*Brief*. Using the records below, transcribe word for word the stretch from the line that contains "Method used: PySCF, PBE0-D3(BJ)/def2-SVP" through the line that contains "Point group: Cs", both end lines included, and nothing else.

*Extracted material*.
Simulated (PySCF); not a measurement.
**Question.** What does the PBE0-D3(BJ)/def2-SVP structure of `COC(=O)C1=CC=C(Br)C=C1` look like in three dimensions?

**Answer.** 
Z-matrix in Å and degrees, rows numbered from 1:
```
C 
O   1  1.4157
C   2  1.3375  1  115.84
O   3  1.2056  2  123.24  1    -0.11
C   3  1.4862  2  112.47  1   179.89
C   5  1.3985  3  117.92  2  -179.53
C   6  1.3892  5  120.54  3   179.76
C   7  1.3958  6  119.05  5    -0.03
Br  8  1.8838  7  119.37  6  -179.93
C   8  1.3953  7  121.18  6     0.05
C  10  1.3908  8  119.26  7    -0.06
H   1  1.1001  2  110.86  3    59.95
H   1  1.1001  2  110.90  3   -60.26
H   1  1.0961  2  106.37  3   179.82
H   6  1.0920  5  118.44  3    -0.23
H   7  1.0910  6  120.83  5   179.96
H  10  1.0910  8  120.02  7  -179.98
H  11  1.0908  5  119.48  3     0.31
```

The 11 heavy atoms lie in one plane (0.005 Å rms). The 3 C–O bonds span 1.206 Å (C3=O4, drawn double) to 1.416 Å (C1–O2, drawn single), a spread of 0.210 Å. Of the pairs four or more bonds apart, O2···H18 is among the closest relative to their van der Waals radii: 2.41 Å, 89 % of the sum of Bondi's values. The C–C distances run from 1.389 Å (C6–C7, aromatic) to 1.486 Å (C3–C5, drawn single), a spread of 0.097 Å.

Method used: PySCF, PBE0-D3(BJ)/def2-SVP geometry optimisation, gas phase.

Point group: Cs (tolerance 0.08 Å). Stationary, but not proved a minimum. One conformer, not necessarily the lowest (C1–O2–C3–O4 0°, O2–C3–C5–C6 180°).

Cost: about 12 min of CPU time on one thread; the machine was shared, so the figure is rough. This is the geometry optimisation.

*Solution*.
Method used: PySCF, PBE0-D3(BJ)/def2-SVP geometry optimisation, gas phase.

Point group: Cs (tolerance 0.08 Å). Stationary, but not proved a minimum. One conformer, not necessarily the lowest (C1–O2–C3–O4 0°, O2–C3–C5–C6 180°).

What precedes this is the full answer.